> _BRIEF_
Set out exactly every line of the entries below, starting at the line that holds "So far. Step" and stopping after the line that holds "This step: G0W0".

· · ·

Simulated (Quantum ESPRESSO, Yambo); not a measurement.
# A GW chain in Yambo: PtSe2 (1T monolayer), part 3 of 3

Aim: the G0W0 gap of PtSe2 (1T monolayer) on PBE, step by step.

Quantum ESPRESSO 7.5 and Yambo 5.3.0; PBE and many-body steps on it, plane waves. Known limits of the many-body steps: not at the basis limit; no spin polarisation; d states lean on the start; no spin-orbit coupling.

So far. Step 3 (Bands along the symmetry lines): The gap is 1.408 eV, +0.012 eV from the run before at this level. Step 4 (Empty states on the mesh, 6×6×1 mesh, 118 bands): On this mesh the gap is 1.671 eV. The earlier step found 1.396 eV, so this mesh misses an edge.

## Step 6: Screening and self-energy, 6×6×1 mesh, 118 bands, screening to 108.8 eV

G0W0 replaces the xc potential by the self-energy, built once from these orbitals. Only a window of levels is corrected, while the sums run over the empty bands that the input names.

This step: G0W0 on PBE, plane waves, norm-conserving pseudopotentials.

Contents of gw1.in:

· · ·

> _WRITTEN REPLY_
So far. Step 3 (Bands along the symmetry lines): The gap is 1.408 eV, +0.012 eV from the run before at this level. Step 4 (Empty states on the mesh, 6×6×1 mesh, 118 bands): On this mesh the gap is 1.671 eV. The earlier step found 1.396 eV, so this mesh misses an edge.

## Step 6: Screening and self-energy, 6×6×1 mesh, 118 bands, screening to 108.8 eV

G0W0 replaces the xc potential by the self-energy, built once from these orbitals. Only a window of levels is corrected, while the sums run over the empty bands that the input names.

This step: G0W0 on PBE, plane waves, norm-conserving pseudopotentials.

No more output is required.